Action item: The entries below should be transcribed exactly, every one of them.

Information provided:
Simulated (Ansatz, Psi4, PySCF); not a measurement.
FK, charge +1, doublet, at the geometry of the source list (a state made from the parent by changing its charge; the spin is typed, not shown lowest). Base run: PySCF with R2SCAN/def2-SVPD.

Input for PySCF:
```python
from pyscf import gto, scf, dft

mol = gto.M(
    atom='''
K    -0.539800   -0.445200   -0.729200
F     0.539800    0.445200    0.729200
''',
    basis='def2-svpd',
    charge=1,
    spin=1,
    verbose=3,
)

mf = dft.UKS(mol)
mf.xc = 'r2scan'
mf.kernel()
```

Written response:
Simulated (Ansatz, Psi4, PySCF); not a measurement.
FK, charge +1, doublet, at the geometry of the source list (a state made from the parent by changing its charge; the spin is typed, not shown lowest). Base run: PySCF with R2SCAN/def2-SVPD.

Input for PySCF:
```python
from pyscf import gto, scf, dft

mol = gto.M(
    atom='''
K    -0.539800   -0.445200   -0.729200
F     0.539800    0.445200    0.729200
''',
    basis='def2-svpd',
    charge=1,
    spin=1,
    verbose=3,
)

mf = dft.UKS(mol)
mf.xc = 'r2scan'
mf.kernel()
```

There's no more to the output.